-*-*-

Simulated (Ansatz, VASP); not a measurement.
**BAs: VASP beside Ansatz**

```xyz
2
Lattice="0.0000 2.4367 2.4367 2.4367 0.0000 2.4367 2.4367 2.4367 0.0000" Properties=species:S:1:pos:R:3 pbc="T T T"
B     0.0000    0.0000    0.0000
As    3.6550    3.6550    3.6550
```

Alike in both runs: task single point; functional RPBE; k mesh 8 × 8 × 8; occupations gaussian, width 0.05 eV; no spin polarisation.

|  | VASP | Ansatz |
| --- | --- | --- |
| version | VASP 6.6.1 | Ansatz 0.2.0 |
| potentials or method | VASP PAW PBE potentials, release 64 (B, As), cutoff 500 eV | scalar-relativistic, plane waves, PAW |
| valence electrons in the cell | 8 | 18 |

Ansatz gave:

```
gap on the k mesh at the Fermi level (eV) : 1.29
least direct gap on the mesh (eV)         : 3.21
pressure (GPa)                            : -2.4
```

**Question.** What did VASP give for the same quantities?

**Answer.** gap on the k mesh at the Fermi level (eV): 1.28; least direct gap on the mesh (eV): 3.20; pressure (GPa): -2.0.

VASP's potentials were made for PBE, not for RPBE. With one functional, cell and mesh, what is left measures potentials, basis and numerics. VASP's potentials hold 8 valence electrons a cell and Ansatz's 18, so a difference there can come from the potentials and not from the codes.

-*-*-

*ACTION ITEM*
Using the material above, quote the first line and each line after it, stopping at and including the line that holds "the same quantities?".

*REPLY*
Simulated (Ansatz, VASP); not a measurement.
**BAs: VASP beside Ansatz**

```xyz
2
Lattice="0.0000 2.4367 2.4367 2.4367 0.0000 2.4367 2.4367 2.4367 0.0000" Properties=species:S:1:pos:R:3 pbc="T T T"
B     0.0000    0.0000    0.0000
As    3.6550    3.6550    3.6550
```

Alike in both runs: task single point; functional RPBE; k mesh 8 × 8 × 8; occupations gaussian, width 0.05 eV; no spin polarisation.

|  | VASP | Ansatz |
| --- | --- | --- |
| version | VASP 6.6.1 | Ansatz 0.2.0 |
| potentials or method | VASP PAW PBE potentials, release 64 (B, As), cutoff 500 eV | scalar-relativistic, plane waves, PAW |
| valence electrons in the cell | 8 | 18 |

Ansatz gave:

```
gap on the k mesh at the Fermi level (eV) : 1.29
least direct gap on the mesh (eV)         : 3.21
pressure (GPa)                            : -2.4
```

**Question.** What did VASP give for the same quantities?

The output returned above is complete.